#### Action item
The response must contain every line of the records that follow, duplicated exactly.

☆ ☆ ☆

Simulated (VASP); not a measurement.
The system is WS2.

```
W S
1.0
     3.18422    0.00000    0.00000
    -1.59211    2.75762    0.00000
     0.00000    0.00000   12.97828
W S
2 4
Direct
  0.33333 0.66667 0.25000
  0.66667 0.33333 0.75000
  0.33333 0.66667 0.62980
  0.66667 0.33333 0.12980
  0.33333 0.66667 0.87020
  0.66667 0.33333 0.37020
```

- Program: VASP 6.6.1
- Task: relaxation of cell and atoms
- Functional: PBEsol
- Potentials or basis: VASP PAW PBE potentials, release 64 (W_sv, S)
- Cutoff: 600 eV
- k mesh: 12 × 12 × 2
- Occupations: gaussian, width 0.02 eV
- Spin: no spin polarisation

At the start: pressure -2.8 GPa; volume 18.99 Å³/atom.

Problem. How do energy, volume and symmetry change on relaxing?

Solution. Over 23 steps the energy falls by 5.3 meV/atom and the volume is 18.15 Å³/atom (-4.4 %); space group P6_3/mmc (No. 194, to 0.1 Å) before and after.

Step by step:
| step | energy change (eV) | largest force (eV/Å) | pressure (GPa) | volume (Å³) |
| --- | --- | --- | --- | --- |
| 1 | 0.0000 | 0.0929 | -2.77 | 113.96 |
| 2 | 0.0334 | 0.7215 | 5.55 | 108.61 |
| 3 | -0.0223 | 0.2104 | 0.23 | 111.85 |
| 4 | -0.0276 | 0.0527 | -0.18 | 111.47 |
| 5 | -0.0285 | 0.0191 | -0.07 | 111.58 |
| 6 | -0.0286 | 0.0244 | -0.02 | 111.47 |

☆ ☆ ☆

#### Response box
Simulated (VASP); not a measurement.
The system is WS2.

```
W S
1.0
     3.18422    0.00000    0.00000
    -1.59211    2.75762    0.00000
     0.00000    0.00000   12.97828
W S
2 4
Direct
  0.33333 0.66667 0.25000
  0.66667 0.33333 0.75000
  0.33333 0.66667 0.62980
  0.66667 0.33333 0.12980
  0.33333 0.66667 0.87020
  0.66667 0.33333 0.37020
```

- Program: VASP 6.6.1
- Task: relaxation of cell and atoms
- Functional: PBEsol
- Potentials or basis: VASP PAW PBE potentials, release 64 (W_sv, S)
- Cutoff: 600 eV
- k mesh: 12 × 12 × 2
- Occupations: gaussian, width 0.02 eV
- Spin: no spin polarisation

At the start: pressure -2.8 GPa; volume 18.99 Å³/atom.

Problem. How do energy, volume and symmetry change on relaxing?

Solution. Over 23 steps the energy falls by 5.3 meV/atom and the volume is 18.15 Å³/atom (-4.4 %); space group P6_3/mmc (No. 194, to 0.1 Å) before and after.

Step by step:
| step | energy change (eV) | largest force (eV/Å) | pressure (GPa) | volume (Å³) |
| --- | --- | --- | --- | --- |
| 1 | 0.0000 | 0.0929 | -2.77 | 113.96 |
| 2 | 0.0334 | 0.7215 | 5.55 | 108.61 |
| 3 | -0.0223 | 0.2104 | 0.23 | 111.85 |
| 4 | -0.0276 | 0.0527 | -0.18 | 111.47 |
| 5 | -0.0285 | 0.0191 | -0.07 | 111.58 |
| 6 | -0.0286 | 0.0244 | -0.02 | 111.47 |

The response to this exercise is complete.